- _EXERCISE_: Every line from the start of the listing below through the line that contains "A: Over 22 steps" is to be reproduced word for word.

++++++++++++++++++++

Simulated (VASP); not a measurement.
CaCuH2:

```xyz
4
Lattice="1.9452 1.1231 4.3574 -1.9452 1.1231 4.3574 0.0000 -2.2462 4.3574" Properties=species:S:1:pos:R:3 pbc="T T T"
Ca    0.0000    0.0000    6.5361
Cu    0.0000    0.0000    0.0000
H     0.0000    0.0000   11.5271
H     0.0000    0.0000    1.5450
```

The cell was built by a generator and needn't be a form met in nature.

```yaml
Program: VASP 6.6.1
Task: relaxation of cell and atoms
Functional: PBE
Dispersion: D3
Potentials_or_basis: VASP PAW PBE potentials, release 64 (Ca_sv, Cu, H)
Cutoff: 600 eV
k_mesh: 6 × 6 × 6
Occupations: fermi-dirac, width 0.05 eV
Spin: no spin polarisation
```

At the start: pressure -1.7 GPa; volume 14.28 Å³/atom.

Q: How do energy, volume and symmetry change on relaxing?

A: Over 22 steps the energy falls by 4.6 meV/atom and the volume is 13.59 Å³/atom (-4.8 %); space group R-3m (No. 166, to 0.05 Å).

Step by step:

++++++++++++++++++++

- _WRITTEN SOLUTION_:
Simulated (VASP); not a measurement.
CaCuH2:

```xyz
4
Lattice="1.9452 1.1231 4.3574 -1.9452 1.1231 4.3574 0.0000 -2.2462 4.3574" Properties=species:S:1:pos:R:3 pbc="T T T"
Ca    0.0000    0.0000    6.5361
Cu    0.0000    0.0000    0.0000
H     0.0000    0.0000   11.5271
H     0.0000    0.0000    1.5450
```

The cell was built by a generator and needn't be a form met in nature.

```yaml
Program: VASP 6.6.1
Task: relaxation of cell and atoms
Functional: PBE
Dispersion: D3
Potentials_or_basis: VASP PAW PBE potentials, release 64 (Ca_sv, Cu, H)
Cutoff: 600 eV
k_mesh: 6 × 6 × 6
Occupations: fermi-dirac, width 0.05 eV
Spin: no spin polarisation
```

At the start: pressure -1.7 GPa; volume 14.28 Å³/atom.

Q: How do energy, volume and symmetry change on relaxing?

A: Over 22 steps the energy falls by 4.6 meV/atom and the volume is 13.59 Å³/atom (-4.8 %); space group R-3m (No. 166, to 0.05 Å).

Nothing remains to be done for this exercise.